- _Assigned task_
Please keep to the lines below from the one with "- Functional: PBE" through the one with "0.049 eV/Å |", and restate them word for word, ends included.

- _Provided information_
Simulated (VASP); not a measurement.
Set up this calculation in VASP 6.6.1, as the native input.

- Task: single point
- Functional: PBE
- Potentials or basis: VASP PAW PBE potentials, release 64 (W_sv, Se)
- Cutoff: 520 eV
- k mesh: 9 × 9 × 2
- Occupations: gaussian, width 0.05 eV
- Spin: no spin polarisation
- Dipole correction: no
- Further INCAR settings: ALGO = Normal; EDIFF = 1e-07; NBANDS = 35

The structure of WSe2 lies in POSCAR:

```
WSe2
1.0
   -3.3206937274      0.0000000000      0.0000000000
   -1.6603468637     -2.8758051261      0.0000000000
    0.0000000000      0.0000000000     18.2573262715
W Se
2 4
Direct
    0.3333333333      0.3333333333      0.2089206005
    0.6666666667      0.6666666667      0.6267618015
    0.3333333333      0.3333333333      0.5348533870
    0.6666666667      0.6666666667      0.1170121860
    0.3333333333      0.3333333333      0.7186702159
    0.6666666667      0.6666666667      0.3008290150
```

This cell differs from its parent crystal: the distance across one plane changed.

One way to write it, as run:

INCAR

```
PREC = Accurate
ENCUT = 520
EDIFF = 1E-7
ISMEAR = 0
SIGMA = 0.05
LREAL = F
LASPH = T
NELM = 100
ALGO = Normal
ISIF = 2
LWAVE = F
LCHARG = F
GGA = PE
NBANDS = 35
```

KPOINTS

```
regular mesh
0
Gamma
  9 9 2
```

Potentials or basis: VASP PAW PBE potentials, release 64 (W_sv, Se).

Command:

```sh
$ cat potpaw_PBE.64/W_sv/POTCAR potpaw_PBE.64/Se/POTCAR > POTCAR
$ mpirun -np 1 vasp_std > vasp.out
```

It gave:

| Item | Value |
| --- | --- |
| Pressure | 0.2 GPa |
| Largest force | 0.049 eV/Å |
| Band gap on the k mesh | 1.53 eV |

- _Answer space_
- Functional: PBE
- Potentials or basis: VASP PAW PBE potentials, release 64 (W_sv, Se)
- Cutoff: 520 eV
- k mesh: 9 × 9 × 2
- Occupations: gaussian, width 0.05 eV
- Spin: no spin polarisation
- Dipole correction: no
- Further INCAR settings: ALGO = Normal; EDIFF = 1e-07; NBANDS = 35

The structure of WSe2 lies in POSCAR:

```
WSe2
1.0
   -3.3206937274      0.0000000000      0.0000000000
   -1.6603468637     -2.8758051261      0.0000000000
    0.0000000000      0.0000000000     18.2573262715
W Se
2 4
Direct
    0.3333333333      0.3333333333      0.2089206005
    0.6666666667      0.6666666667      0.6267618015
    0.3333333333      0.3333333333      0.5348533870
    0.6666666667      0.6666666667      0.1170121860
    0.3333333333      0.3333333333      0.7186702159
    0.6666666667      0.6666666667      0.3008290150
```

This cell differs from its parent crystal: the distance across one plane changed.

One way to write it, as run:

INCAR

```
PREC = Accurate
ENCUT = 520
EDIFF = 1E-7
ISMEAR = 0
SIGMA = 0.05
LREAL = F
LASPH = T
NELM = 100
ALGO = Normal
ISIF = 2
LWAVE = F
LCHARG = F
GGA = PE
NBANDS = 35
```

KPOINTS

```
regular mesh
0
Gamma
  9 9 2
```

Potentials or basis: VASP PAW PBE potentials, release 64 (W_sv, Se).

Command:

```sh
$ cat potpaw_PBE.64/W_sv/POTCAR potpaw_PBE.64/Se/POTCAR > POTCAR
$ mpirun -np 1 vasp_std > vasp.out
```

It gave:

| Item | Value |
| --- | --- |
| Pressure | 0.2 GPa |
| Largest force | 0.049 eV/Å |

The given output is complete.